→ **Action item**:
The response should consist of the listing, repeated word for word.

===== Supplied information =====
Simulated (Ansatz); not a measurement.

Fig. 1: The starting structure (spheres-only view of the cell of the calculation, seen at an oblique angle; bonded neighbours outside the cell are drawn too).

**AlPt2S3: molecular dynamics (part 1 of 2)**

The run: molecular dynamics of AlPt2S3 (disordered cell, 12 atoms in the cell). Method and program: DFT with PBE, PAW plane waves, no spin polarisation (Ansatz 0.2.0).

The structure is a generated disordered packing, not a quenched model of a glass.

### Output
=====

→ **Your solution**:
Simulated (Ansatz); not a measurement.

Fig. 1: The starting structure (spheres-only view of the cell of the calculation, seen at an oblique angle; bonded neighbours outside the cell are drawn too).

**AlPt2S3: molecular dynamics (part 1 of 2)**

The run: molecular dynamics of AlPt2S3 (disordered cell, 12 atoms in the cell). Method and program: DFT with PBE, PAW plane waves, no spin polarisation (Ansatz 0.2.0).

The structure is a generated disordered packing, not a quenched model of a glass.

### Output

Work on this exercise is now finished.